__________

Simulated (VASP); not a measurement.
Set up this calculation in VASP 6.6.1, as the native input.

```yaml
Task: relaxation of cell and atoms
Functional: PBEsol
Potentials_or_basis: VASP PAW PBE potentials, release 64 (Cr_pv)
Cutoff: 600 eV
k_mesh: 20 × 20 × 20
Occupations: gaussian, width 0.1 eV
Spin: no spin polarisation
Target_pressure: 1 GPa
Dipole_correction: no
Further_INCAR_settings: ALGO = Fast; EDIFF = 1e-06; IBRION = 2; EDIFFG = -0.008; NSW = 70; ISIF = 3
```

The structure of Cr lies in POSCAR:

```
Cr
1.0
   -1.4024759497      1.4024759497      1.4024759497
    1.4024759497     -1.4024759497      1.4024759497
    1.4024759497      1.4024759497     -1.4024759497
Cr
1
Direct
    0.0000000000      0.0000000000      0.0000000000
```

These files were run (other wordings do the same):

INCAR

__________

→ **EXERCISE**: Copy out the lines above exactly, beginning at the one that contains "Set up this" and ending at the one that contains "These files were".

→ **TASK OUTPUT**:
Set up this calculation in VASP 6.6.1, as the native input.

```yaml
Task: relaxation of cell and atoms
Functional: PBEsol
Potentials_or_basis: VASP PAW PBE potentials, release 64 (Cr_pv)
Cutoff: 600 eV
k_mesh: 20 × 20 × 20
Occupations: gaussian, width 0.1 eV
Spin: no spin polarisation
Target_pressure: 1 GPa
Dipole_correction: no
Further_INCAR_settings: ALGO = Fast; EDIFF = 1e-06; IBRION = 2; EDIFFG = -0.008; NSW = 70; ISIF = 3
```

The structure of Cr lies in POSCAR:

```
Cr
1.0
   -1.4024759497      1.4024759497      1.4024759497
    1.4024759497     -1.4024759497      1.4024759497
    1.4024759497      1.4024759497     -1.4024759497
Cr
1
Direct
    0.0000000000      0.0000000000      0.0000000000
```

These files were run (other wordings do the same):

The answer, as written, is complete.